◆ BRIEF ◆
Once you have located the line containing "-1.5390 | 1.2327 |" in the material below, return it exactly along with each line after it through the line containing "9.5 | 10.6 |".

*****

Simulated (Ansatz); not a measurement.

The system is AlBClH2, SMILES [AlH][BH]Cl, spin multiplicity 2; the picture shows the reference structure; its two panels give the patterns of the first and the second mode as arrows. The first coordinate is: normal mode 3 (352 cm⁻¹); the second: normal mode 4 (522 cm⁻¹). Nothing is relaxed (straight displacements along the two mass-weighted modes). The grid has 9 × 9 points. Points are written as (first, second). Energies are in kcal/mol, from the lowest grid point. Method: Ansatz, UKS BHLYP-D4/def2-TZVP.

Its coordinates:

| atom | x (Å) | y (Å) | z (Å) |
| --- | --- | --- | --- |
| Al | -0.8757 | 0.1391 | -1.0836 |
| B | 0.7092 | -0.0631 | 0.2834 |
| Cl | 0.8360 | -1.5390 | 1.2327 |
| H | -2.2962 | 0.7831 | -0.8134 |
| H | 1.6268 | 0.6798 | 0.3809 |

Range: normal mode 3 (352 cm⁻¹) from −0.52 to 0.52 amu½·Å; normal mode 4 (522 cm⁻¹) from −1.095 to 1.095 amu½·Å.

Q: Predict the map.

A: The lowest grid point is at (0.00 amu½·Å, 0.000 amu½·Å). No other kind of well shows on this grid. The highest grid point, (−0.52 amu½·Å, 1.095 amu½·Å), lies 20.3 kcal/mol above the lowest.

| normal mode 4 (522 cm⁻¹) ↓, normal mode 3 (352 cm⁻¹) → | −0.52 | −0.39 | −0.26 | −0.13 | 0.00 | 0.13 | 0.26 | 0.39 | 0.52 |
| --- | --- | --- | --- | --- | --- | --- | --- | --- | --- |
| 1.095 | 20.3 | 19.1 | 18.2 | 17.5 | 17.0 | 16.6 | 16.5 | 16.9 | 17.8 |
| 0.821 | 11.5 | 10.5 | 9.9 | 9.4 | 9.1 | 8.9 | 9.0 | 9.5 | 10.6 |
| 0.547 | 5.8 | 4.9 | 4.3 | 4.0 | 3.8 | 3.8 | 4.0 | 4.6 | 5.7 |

*****

◆ EXERCISE SOLUTION ◆
| Cl | 0.8360 | -1.5390 | 1.2327 |
| H | -2.2962 | 0.7831 | -0.8134 |
| H | 1.6268 | 0.6798 | 0.3809 |

Range: normal mode 3 (352 cm⁻¹) from −0.52 to 0.52 amu½·Å; normal mode 4 (522 cm⁻¹) from −1.095 to 1.095 amu½·Å.

Q: Predict the map.

A: The lowest grid point is at (0.00 amu½·Å, 0.000 amu½·Å). No other kind of well shows on this grid. The highest grid point, (−0.52 amu½·Å, 1.095 amu½·Å), lies 20.3 kcal/mol above the lowest.

| normal mode 4 (522 cm⁻¹) ↓, normal mode 3 (352 cm⁻¹) → | −0.52 | −0.39 | −0.26 | −0.13 | 0.00 | 0.13 | 0.26 | 0.39 | 0.52 |
| --- | --- | --- | --- | --- | --- | --- | --- | --- | --- |
| 1.095 | 20.3 | 19.1 | 18.2 | 17.5 | 17.0 | 16.6 | 16.5 | 16.9 | 17.8 |
| 0.821 | 11.5 | 10.5 | 9.9 | 9.4 | 9.1 | 8.9 | 9.0 | 9.5 | 10.6 |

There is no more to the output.